* Exercise *
In the records that follow, the lines from the one containing "INCAR.step8, as INCAR.step7" to the one containing "- Bands: 50", inclusive, are to be given again exactly.

* Stored data *
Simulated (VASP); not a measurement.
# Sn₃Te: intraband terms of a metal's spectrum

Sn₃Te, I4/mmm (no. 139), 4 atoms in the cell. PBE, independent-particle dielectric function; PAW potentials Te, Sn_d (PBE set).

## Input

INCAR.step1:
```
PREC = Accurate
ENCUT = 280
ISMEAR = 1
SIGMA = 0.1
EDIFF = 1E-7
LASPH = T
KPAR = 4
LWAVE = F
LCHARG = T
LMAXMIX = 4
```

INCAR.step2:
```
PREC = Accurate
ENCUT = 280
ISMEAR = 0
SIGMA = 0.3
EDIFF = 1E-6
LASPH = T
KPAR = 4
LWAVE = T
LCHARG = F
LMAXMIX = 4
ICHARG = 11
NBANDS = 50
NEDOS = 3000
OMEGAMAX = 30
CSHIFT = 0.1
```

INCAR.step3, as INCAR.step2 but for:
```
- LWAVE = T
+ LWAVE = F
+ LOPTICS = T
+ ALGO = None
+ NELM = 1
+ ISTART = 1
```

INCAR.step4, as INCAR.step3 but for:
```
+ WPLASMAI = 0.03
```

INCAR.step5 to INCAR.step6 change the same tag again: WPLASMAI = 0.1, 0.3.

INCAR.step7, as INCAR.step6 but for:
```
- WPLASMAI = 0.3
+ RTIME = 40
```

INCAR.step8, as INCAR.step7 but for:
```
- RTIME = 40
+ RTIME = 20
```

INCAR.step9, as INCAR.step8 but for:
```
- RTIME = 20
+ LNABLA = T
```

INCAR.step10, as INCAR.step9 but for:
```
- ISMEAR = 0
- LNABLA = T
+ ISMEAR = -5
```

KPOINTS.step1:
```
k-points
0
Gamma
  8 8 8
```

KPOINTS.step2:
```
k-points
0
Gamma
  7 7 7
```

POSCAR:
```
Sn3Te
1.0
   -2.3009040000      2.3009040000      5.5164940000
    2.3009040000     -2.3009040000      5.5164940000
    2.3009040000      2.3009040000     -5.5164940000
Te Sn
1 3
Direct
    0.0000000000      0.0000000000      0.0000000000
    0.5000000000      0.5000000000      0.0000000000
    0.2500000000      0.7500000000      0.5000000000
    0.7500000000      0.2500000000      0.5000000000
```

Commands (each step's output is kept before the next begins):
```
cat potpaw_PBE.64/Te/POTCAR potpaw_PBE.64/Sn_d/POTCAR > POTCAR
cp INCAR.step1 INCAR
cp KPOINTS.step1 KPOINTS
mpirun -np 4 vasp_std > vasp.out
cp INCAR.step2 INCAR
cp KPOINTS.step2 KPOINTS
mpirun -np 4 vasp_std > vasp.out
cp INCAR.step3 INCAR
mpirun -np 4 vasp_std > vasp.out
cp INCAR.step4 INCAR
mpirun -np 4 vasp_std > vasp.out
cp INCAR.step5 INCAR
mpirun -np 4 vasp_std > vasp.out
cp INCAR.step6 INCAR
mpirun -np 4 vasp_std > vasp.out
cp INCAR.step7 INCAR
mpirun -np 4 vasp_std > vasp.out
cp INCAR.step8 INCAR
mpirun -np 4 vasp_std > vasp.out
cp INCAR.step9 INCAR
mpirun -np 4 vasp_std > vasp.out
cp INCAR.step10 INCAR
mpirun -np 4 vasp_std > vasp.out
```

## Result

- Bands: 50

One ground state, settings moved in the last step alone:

* Worked solution *
INCAR.step8, as INCAR.step7 but for:
```
- RTIME = 40
+ RTIME = 20
```

INCAR.step9, as INCAR.step8 but for:
```
- RTIME = 20
+ LNABLA = T
```

INCAR.step10, as INCAR.step9 but for:
```
- ISMEAR = 0
- LNABLA = T
+ ISMEAR = -5
```

KPOINTS.step1:
```
k-points
0
Gamma
  8 8 8
```

KPOINTS.step2:
```
k-points
0
Gamma
  7 7 7
```

POSCAR:
```
Sn3Te
1.0
   -2.3009040000      2.3009040000      5.5164940000
    2.3009040000     -2.3009040000      5.5164940000
    2.3009040000      2.3009040000     -5.5164940000
Te Sn
1 3
Direct
    0.0000000000      0.0000000000      0.0000000000
    0.5000000000      0.5000000000      0.0000000000
    0.2500000000      0.7500000000      0.5000000000
    0.7500000000      0.2500000000      0.5000000000
```

Commands (each step's output is kept before the next begins):
```
cat potpaw_PBE.64/Te/POTCAR potpaw_PBE.64/Sn_d/POTCAR > POTCAR
cp INCAR.step1 INCAR
cp KPOINTS.step1 KPOINTS
mpirun -np 4 vasp_std > vasp.out
cp INCAR.step2 INCAR
cp KPOINTS.step2 KPOINTS
mpirun -np 4 vasp_std > vasp.out
cp INCAR.step3 INCAR
mpirun -np 4 vasp_std > vasp.out
cp INCAR.step4 INCAR
mpirun -np 4 vasp_std > vasp.out
cp INCAR.step5 INCAR
mpirun -np 4 vasp_std > vasp.out
cp INCAR.step6 INCAR
mpirun -np 4 vasp_std > vasp.out
cp INCAR.step7 INCAR
mpirun -np 4 vasp_std > vasp.out
cp INCAR.step8 INCAR
mpirun -np 4 vasp_std > vasp.out
cp INCAR.step9 INCAR
mpirun -np 4 vasp_std > vasp.out
cp INCAR.step10 INCAR
mpirun -np 4 vasp_std > vasp.out
```

## Result

- Bands: 50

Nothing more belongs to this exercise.